EXERCISE:
Each entry below should be reproduced character for character.

___ SOURCE MATERIAL ___

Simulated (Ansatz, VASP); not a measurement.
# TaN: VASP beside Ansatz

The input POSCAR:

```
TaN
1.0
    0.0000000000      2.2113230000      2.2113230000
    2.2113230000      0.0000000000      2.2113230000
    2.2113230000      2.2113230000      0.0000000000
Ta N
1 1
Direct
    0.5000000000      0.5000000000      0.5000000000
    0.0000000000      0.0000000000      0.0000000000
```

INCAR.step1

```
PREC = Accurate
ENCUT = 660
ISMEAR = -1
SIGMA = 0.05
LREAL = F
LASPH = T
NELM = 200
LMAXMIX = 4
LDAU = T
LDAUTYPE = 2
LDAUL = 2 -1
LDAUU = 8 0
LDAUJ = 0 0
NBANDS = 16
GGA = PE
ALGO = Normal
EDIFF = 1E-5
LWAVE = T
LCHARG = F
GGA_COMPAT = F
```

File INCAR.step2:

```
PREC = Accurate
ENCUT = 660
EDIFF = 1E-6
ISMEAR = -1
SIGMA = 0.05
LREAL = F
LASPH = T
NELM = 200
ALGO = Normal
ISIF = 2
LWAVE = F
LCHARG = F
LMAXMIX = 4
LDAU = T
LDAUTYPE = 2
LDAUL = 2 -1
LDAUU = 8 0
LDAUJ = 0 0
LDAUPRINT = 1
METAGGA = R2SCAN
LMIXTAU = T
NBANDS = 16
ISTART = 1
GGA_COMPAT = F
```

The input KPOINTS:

___

EXERCISE RESPONSE:
Simulated (Ansatz, VASP); not a measurement.
# TaN: VASP beside Ansatz

The input POSCAR:

```
TaN
1.0
    0.0000000000      2.2113230000      2.2113230000
    2.2113230000      0.0000000000      2.2113230000
    2.2113230000      2.2113230000      0.0000000000
Ta N
1 1
Direct
    0.5000000000      0.5000000000      0.5000000000
    0.0000000000      0.0000000000      0.0000000000
```

INCAR.step1

```
PREC = Accurate
ENCUT = 660
ISMEAR = -1
SIGMA = 0.05
LREAL = F
LASPH = T
NELM = 200
LMAXMIX = 4
LDAU = T
LDAUTYPE = 2
LDAUL = 2 -1
LDAUU = 8 0
LDAUJ = 0 0
NBANDS = 16
GGA = PE
ALGO = Normal
EDIFF = 1E-5
LWAVE = T
LCHARG = F
GGA_COMPAT = F
```

File INCAR.step2:

```
PREC = Accurate
ENCUT = 660
EDIFF = 1E-6
ISMEAR = -1
SIGMA = 0.05
LREAL = F
LASPH = T
NELM = 200
ALGO = Normal
ISIF = 2
LWAVE = F
LCHARG = F
LMAXMIX = 4
LDAU = T
LDAUTYPE = 2
LDAUL = 2 -1
LDAUU = 8 0
LDAUJ = 0 0
LDAUPRINT = 1
METAGGA = R2SCAN
LMIXTAU = T
NBANDS = 16
ISTART = 1
GGA_COMPAT = F
```

The input KPOINTS:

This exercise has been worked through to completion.